**Exercise**
Please quote exactly the opening lines of the data, from the first line to the one where "## 1. Starting point" appears.

Top of Listed entries
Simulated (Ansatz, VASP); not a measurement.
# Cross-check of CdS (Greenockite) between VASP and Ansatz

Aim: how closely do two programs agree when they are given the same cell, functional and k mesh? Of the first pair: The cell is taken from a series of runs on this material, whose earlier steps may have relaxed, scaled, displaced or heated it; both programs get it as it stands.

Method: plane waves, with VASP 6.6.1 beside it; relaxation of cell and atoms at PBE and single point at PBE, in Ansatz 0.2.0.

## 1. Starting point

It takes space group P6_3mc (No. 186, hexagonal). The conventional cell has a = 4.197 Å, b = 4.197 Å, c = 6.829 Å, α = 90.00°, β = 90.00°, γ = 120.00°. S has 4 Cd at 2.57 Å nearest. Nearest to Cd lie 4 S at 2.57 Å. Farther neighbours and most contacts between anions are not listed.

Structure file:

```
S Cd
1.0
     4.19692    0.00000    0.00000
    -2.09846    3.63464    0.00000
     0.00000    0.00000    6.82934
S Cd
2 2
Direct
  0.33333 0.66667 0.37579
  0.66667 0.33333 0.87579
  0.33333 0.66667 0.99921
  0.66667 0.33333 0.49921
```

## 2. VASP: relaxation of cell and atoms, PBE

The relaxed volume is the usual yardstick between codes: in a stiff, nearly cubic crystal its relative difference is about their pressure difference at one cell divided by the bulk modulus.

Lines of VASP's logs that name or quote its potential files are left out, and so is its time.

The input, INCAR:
Bottom of Listed entries

**Answer space**
Simulated (Ansatz, VASP); not a measurement.
# Cross-check of CdS (Greenockite) between VASP and Ansatz

Aim: how closely do two programs agree when they are given the same cell, functional and k mesh? Of the first pair: The cell is taken from a series of runs on this material, whose earlier steps may have relaxed, scaled, displaced or heated it; both programs get it as it stands.

Method: plane waves, with VASP 6.6.1 beside it; relaxation of cell and atoms at PBE and single point at PBE, in Ansatz 0.2.0.

## 1. Starting point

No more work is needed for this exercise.